Data shown below:
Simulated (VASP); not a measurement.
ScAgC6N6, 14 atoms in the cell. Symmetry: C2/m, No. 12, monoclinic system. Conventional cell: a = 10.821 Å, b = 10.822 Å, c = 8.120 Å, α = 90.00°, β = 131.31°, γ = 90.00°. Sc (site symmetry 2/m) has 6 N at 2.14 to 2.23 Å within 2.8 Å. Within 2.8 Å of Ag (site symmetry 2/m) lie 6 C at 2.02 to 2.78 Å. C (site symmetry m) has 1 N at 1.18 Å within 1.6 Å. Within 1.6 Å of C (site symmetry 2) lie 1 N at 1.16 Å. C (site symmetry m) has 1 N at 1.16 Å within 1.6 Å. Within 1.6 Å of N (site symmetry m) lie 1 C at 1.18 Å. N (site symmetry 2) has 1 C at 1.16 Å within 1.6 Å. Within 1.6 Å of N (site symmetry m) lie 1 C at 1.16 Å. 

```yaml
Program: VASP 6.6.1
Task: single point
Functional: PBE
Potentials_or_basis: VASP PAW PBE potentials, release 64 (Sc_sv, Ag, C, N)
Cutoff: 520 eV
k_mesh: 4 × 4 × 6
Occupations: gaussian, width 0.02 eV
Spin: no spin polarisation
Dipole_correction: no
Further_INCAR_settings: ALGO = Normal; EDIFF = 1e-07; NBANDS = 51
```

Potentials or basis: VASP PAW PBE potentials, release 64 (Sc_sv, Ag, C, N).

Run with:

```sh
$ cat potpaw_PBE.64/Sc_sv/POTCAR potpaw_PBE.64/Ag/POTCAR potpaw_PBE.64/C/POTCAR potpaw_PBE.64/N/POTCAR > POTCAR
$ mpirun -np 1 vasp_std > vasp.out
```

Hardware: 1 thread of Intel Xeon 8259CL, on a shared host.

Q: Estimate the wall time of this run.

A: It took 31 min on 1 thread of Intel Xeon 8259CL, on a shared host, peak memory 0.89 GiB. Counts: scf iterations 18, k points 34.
End of Data shown.

## Brief:
Could you restate word for word the lines above, from the one that contains "Potentials or basis: VASP" through the one that contains "Q: Estimate the wall time of this run.", and no others?

## Exercise response:
Potentials or basis: VASP PAW PBE potentials, release 64 (Sc_sv, Ag, C, N).

Run with:

```sh
$ cat potpaw_PBE.64/Sc_sv/POTCAR potpaw_PBE.64/Ag/POTCAR potpaw_PBE.64/C/POTCAR potpaw_PBE.64/N/POTCAR > POTCAR
$ mpirun -np 1 vasp_std > vasp.out
```

Hardware: 1 thread of Intel Xeon 8259CL, on a shared host.

Q: Estimate the wall time of this run.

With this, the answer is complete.